ASSIGNMENT — Begin at the top of the records and copy each line exactly. The line containing "Estimate the wall time of this run." is the last one to include.

DATA EXTRACT —
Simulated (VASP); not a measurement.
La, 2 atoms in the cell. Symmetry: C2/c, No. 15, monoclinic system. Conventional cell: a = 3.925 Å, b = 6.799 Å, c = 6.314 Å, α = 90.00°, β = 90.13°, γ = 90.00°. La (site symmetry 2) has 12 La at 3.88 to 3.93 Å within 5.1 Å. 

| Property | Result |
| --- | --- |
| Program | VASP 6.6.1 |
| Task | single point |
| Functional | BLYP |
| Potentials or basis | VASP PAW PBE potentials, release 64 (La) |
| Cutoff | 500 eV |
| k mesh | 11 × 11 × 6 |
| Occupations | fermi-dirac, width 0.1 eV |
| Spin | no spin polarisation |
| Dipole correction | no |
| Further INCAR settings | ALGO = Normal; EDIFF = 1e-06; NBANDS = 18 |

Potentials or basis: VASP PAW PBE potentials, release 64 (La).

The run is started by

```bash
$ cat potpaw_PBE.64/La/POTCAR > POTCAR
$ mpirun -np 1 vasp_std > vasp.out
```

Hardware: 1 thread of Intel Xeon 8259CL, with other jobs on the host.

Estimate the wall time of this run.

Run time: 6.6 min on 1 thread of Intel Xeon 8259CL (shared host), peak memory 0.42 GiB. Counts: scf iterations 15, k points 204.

RESULT —
Simulated (VASP); not a measurement.
La, 2 atoms in the cell. Symmetry: C2/c, No. 15, monoclinic system. Conventional cell: a = 3.925 Å, b = 6.799 Å, c = 6.314 Å, α = 90.00°, β = 90.13°, γ = 90.00°. La (site symmetry 2) has 12 La at 3.88 to 3.93 Å within 5.1 Å. 

| Property | Result |
| --- | --- |
| Program | VASP 6.6.1 |
| Task | single point |
| Functional | BLYP |
| Potentials or basis | VASP PAW PBE potentials, release 64 (La) |
| Cutoff | 500 eV |
| k mesh | 11 × 11 × 6 |
| Occupations | fermi-dirac, width 0.1 eV |
| Spin | no spin polarisation |
| Dipole correction | no |
| Further INCAR settings | ALGO = Normal; EDIFF = 1e-06; NBANDS = 18 |

Potentials or basis: VASP PAW PBE potentials, release 64 (La).

The run is started by

```bash
$ cat potpaw_PBE.64/La/POTCAR > POTCAR
$ mpirun -np 1 vasp_std > vasp.out
```

Hardware: 1 thread of Intel Xeon 8259CL, with other jobs on the host.

Estimate the wall time of this run.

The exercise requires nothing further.